▸ **ACTIVITY**
Return only the lines running from the top of the entries to the line with "Q: How do energy, volume", inclusive, exactly as written.

▸ **STORED DATA**
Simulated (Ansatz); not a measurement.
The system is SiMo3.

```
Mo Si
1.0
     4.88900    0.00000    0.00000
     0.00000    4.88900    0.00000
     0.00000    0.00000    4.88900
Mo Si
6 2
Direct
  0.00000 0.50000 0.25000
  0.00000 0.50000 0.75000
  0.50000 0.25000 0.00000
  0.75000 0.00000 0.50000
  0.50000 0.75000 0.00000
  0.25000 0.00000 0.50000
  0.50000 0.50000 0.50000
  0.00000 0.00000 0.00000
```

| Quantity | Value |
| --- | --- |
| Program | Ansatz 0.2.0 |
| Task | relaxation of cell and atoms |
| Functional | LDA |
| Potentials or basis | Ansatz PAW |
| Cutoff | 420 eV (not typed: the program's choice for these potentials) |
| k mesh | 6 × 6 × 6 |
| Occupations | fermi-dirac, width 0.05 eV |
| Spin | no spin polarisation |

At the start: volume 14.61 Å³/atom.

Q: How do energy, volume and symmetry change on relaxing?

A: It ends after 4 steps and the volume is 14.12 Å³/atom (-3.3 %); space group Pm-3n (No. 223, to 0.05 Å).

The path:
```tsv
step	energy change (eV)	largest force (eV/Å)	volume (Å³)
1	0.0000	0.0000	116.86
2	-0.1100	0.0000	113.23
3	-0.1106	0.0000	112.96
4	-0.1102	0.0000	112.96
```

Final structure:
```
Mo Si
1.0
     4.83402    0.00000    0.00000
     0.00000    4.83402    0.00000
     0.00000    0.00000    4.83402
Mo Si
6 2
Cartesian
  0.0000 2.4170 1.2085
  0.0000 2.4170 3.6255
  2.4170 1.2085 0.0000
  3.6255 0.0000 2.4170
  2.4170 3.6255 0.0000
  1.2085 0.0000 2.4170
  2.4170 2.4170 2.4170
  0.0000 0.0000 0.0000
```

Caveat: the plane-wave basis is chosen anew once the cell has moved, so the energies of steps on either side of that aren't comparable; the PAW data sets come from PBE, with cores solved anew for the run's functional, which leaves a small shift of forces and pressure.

▸ **WORKED SOLUTION**
Simulated (Ansatz); not a measurement.
The system is SiMo3.

```
Mo Si
1.0
     4.88900    0.00000    0.00000
     0.00000    4.88900    0.00000
     0.00000    0.00000    4.88900
Mo Si
6 2
Direct
  0.00000 0.50000 0.25000
  0.00000 0.50000 0.75000
  0.50000 0.25000 0.00000
  0.75000 0.00000 0.50000
  0.50000 0.75000 0.00000
  0.25000 0.00000 0.50000
  0.50000 0.50000 0.50000
  0.00000 0.00000 0.00000
```

| Quantity | Value |
| --- | --- |
| Program | Ansatz 0.2.0 |
| Task | relaxation of cell and atoms |
| Functional | LDA |
| Potentials or basis | Ansatz PAW |
| Cutoff | 420 eV (not typed: the program's choice for these potentials) |
| k mesh | 6 × 6 × 6 |
| Occupations | fermi-dirac, width 0.05 eV |
| Spin | no spin polarisation |

At the start: volume 14.61 Å³/atom.

Q: How do energy, volume and symmetry change on relaxing?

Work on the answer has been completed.